# Exercise data:
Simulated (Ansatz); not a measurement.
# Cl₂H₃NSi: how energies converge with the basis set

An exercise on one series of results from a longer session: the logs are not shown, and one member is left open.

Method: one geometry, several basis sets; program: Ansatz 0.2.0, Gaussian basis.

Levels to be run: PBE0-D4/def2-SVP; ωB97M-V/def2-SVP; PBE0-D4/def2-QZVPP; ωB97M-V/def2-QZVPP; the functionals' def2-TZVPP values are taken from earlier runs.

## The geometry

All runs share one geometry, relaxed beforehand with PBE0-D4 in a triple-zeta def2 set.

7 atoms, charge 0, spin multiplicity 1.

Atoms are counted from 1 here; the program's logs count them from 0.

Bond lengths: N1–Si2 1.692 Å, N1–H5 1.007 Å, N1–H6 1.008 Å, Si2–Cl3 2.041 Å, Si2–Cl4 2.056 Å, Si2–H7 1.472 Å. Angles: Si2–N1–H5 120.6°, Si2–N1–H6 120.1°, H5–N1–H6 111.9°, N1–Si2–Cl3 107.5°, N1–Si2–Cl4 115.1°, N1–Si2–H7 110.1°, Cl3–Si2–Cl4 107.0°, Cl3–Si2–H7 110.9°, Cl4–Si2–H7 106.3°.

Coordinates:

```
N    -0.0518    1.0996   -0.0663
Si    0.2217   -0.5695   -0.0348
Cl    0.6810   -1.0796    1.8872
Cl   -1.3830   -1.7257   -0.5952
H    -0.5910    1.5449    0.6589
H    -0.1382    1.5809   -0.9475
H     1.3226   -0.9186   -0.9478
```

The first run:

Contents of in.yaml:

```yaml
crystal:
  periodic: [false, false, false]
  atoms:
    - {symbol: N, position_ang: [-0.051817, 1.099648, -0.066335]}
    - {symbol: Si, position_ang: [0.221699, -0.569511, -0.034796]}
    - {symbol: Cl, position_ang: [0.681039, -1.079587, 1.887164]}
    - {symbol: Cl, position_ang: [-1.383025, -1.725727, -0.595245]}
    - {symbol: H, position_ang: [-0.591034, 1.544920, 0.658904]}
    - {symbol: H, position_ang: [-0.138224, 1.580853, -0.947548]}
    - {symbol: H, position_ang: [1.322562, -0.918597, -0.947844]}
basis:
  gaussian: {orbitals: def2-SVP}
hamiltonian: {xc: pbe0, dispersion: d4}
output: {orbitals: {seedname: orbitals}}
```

# Activity:
Word for word, restate the listing above from its first line to the line with "## The geometry", keeping both.

# Task answer:
Simulated (Ansatz); not a measurement.
# Cl₂H₃NSi: how energies converge with the basis set

An exercise on one series of results from a longer session: the logs are not shown, and one member is left open.

Method: one geometry, several basis sets; program: Ansatz 0.2.0, Gaussian basis.

Levels to be run: PBE0-D4/def2-SVP; ωB97M-V/def2-SVP; PBE0-D4/def2-QZVPP; ωB97M-V/def2-QZVPP; the functionals' def2-TZVPP values are taken from earlier runs.

## The geometry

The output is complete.